WORK ORDER: Output every line of the data exactly as it appears.

EXCERPTED DATA:
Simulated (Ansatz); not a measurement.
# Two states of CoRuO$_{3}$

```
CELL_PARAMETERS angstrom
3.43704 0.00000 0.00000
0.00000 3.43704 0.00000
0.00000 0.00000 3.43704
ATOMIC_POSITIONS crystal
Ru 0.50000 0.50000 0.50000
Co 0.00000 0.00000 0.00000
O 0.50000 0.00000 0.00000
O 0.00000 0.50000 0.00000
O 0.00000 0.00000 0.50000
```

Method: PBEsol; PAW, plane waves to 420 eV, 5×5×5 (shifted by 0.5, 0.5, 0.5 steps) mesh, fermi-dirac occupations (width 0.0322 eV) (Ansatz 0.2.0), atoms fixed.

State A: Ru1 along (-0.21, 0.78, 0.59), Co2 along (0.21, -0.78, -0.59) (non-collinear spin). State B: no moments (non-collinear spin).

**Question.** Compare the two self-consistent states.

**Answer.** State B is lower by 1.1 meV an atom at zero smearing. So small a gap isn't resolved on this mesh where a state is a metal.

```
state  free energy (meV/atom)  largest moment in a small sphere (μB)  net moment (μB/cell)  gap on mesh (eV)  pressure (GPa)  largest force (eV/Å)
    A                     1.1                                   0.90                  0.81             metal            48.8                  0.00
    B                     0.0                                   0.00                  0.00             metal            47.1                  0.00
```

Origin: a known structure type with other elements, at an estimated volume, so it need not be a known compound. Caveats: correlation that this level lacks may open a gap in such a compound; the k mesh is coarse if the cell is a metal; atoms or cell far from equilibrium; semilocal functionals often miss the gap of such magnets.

PROBLEM SOLUTION:
Simulated (Ansatz); not a measurement.
# Two states of CoRuO$_{3}$

```
CELL_PARAMETERS angstrom
3.43704 0.00000 0.00000
0.00000 3.43704 0.00000
0.00000 0.00000 3.43704
ATOMIC_POSITIONS crystal
Ru 0.50000 0.50000 0.50000
Co 0.00000 0.00000 0.00000
O 0.50000 0.00000 0.00000
O 0.00000 0.50000 0.00000
O 0.00000 0.00000 0.50000
```

Method: PBEsol; PAW, plane waves to 420 eV, 5×5×5 (shifted by 0.5, 0.5, 0.5 steps) mesh, fermi-dirac occupations (width 0.0322 eV) (Ansatz 0.2.0), atoms fixed.

State A: Ru1 along (-0.21, 0.78, 0.59), Co2 along (0.21, -0.78, -0.59) (non-collinear spin). State B: no moments (non-collinear spin).

**Question.** Compare the two self-consistent states.

**Answer.** State B is lower by 1.1 meV an atom at zero smearing. So small a gap isn't resolved on this mesh where a state is a metal.

```
state  free energy (meV/atom)  largest moment in a small sphere (μB)  net moment (μB/cell)  gap on mesh (eV)  pressure (GPa)  largest force (eV/Å)
    A                     1.1                                   0.90                  0.81             metal            48.8                  0.00
    B                     0.0                                   0.00                  0.00             metal            47.1                  0.00
```

Origin: a known structure type with other elements, at an estimated volume, so it need not be a known compound. Caveats: correlation that this level lacks may open a gap in such a compound; the k mesh is coarse if the cell is a metal; atoms or cell far from equilibrium; semilocal functionals often miss the gap of such magnets.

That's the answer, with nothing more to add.